__Work instruction__. Exact copies of all the records below should be returned.

__Entries supplied__.

++++++++

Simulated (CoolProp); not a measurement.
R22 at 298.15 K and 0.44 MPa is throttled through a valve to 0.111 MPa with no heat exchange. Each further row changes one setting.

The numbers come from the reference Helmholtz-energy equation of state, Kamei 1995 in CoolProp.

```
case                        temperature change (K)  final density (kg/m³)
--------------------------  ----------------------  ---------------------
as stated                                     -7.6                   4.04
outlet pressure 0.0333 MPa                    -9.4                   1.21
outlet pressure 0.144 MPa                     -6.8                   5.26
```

++++++++

__Solution__.
Simulated (CoolProp); not a measurement.
R22 at 298.15 K and 0.44 MPa is throttled through a valve to 0.111 MPa with no heat exchange. Each further row changes one setting.

The numbers come from the reference Helmholtz-energy equation of state, Kamei 1995 in CoolProp.

```
case                        temperature change (K)  final density (kg/m³)
--------------------------  ----------------------  ---------------------
as stated                                     -7.6                   4.04
outlet pressure 0.0333 MPa                    -9.4                   1.21
outlet pressure 0.144 MPa                     -6.8                   5.26
```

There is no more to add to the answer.